===============

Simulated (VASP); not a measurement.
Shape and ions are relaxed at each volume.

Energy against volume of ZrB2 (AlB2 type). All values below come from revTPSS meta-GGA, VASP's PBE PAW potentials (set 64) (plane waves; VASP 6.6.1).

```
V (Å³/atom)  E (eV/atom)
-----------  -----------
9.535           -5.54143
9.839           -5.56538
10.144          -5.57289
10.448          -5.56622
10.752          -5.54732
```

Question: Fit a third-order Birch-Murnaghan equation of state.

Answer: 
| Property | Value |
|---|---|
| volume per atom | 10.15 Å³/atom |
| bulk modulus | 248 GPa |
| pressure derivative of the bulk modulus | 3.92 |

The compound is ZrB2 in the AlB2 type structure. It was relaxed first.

===============

# [Task item]
Among the lines above, find the one with "Question: Fit a" and the one with "modulus | 3.92 |". Quote both and everything between them, exactly.

# [Written answer]
Question: Fit a third-order Birch-Murnaghan equation of state.

Answer: 
| Property | Value |
|---|---|
| volume per atom | 10.15 Å³/atom |
| bulk modulus | 248 GPa |
| pressure derivative of the bulk modulus | 3.92 |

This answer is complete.